§ **Source information**
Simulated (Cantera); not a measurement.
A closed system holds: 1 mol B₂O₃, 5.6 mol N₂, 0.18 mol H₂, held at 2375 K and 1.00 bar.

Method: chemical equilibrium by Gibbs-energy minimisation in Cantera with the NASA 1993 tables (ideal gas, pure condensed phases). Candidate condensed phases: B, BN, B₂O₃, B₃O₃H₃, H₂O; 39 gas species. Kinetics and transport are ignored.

§ **Requirement**
Take the entries above and copy them out exactly.

§ **Worked solution**
Simulated (Cantera); not a measurement.
A closed system holds: 1 mol B₂O₃, 5.6 mol N₂, 0.18 mol H₂, held at 2375 K and 1.00 bar.

Method: chemical equilibrium by Gibbs-energy minimisation in Cantera with the NASA 1993 tables (ideal gas, pure condensed phases). Candidate condensed phases: B, BN, B₂O₃, B₃O₃H₃, H₂O; 39 gas species. Kinetics and transport are ignored.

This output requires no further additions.